■ WORK ORDER
Please print only the top portion of the entries below, ending with the line that contains "Functional | PBEsol |", exactly as written.

----------------
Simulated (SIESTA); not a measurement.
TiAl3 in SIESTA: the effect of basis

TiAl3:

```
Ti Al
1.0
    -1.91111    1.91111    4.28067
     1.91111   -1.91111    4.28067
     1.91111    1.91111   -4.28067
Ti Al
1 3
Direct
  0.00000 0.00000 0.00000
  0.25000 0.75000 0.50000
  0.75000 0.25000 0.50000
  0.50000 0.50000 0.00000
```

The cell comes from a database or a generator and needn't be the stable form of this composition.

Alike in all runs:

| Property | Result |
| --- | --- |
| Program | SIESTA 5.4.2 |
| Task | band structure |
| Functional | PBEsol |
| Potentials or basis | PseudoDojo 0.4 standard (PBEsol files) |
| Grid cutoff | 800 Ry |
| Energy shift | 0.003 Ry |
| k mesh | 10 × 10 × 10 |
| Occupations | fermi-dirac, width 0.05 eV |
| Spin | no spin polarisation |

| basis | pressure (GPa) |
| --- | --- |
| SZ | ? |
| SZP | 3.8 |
----------------

■ REPLY
Simulated (SIESTA); not a measurement.
TiAl3 in SIESTA: the effect of basis

TiAl3:

```
Ti Al
1.0
    -1.91111    1.91111    4.28067
     1.91111   -1.91111    4.28067
     1.91111    1.91111   -4.28067
Ti Al
1 3
Direct
  0.00000 0.00000 0.00000
  0.25000 0.75000 0.50000
  0.75000 0.25000 0.50000
  0.50000 0.50000 0.00000
```

The cell comes from a database or a generator and needn't be the stable form of this composition.

Alike in all runs:

| Property | Result |
| --- | --- |
| Program | SIESTA 5.4.2 |
| Task | band structure |
| Functional | PBEsol |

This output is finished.